══════════

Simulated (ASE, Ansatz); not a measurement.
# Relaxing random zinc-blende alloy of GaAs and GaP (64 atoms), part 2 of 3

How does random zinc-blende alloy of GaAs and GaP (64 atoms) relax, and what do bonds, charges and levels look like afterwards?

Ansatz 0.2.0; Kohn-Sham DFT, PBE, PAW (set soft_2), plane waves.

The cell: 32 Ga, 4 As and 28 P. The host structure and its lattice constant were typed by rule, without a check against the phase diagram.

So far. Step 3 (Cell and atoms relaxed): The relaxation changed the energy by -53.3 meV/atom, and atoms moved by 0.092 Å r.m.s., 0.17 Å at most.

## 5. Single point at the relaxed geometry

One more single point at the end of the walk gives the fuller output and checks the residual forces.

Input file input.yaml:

══════════

ASSIGNMENT =>
Output exactly one stretch of the listing: from the line containing "The cell: 32" through the line containing "One more single", both end lines included.

TASK OUTPUT =>
The cell: 32 Ga, 4 As and 28 P. The host structure and its lattice constant were typed by rule, without a check against the phase diagram.

So far. Step 3 (Cell and atoms relaxed): The relaxation changed the energy by -53.3 meV/atom, and atoms moved by 0.092 Å r.m.s., 0.17 Å at most.

## 5. Single point at the relaxed geometry

One more single point at the end of the walk gives the fuller output and checks the residual forces.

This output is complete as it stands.